** Data supplied follows **
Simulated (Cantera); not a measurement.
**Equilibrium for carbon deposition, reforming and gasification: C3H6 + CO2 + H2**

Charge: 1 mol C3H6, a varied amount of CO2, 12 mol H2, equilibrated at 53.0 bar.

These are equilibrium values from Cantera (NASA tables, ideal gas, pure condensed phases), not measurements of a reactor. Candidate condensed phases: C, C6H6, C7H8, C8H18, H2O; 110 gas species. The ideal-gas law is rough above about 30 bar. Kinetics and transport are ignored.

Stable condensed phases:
** End of Data supplied **

Work task
Each entry above must be repeated word for word.

Reply
Simulated (Cantera); not a measurement.
**Equilibrium for carbon deposition, reforming and gasification: C3H6 + CO2 + H2**

Charge: 1 mol C3H6, a varied amount of CO2, 12 mol H2, equilibrated at 53.0 bar.

These are equilibrium values from Cantera (NASA tables, ideal gas, pure condensed phases), not measurements of a reactor. Candidate condensed phases: C, C6H6, C7H8, C8H18, H2O; 110 gas species. The ideal-gas law is rough above about 30 bar. Kinetics and transport are ignored.

Stable condensed phases:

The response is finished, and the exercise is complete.